◆ Work order:
Find "Which orbitals carry" and "The start of" in the records below. Copy the lines holding them and every line between, exactly, and no others.

** Opening Information provided block **
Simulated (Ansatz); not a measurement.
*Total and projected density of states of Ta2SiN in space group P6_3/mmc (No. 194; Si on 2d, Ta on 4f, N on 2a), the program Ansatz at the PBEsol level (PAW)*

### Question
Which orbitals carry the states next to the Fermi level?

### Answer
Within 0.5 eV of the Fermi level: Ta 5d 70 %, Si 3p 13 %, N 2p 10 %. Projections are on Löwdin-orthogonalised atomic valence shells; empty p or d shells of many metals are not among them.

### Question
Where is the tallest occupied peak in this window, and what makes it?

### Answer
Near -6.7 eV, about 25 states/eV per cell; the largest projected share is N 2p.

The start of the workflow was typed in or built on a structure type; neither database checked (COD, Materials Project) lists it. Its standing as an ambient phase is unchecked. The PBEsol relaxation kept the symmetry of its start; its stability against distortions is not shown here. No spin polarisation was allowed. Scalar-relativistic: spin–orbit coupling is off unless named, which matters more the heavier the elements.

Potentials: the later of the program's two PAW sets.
** Closing Information provided block **

◆ Answer section:
Which orbitals carry the states next to the Fermi level?

### Answer
Within 0.5 eV of the Fermi level: Ta 5d 70 %, Si 3p 13 %, N 2p 10 %. Projections are on Löwdin-orthogonalised atomic valence shells; empty p or d shells of many metals are not among them.

### Question
Where is the tallest occupied peak in this window, and what makes it?

### Answer
Near -6.7 eV, about 25 states/eV per cell; the largest projected share is N 2p.

The start of the workflow was typed in or built on a structure type; neither database checked (COD, Materials Project) lists it. Its standing as an ambient phase is unchecked. The PBEsol relaxation kept the symmetry of its start; its stability against distortions is not shown here. No spin polarisation was allowed. Scalar-relativistic: spin–orbit coupling is off unless named, which matters more the heavier the elements.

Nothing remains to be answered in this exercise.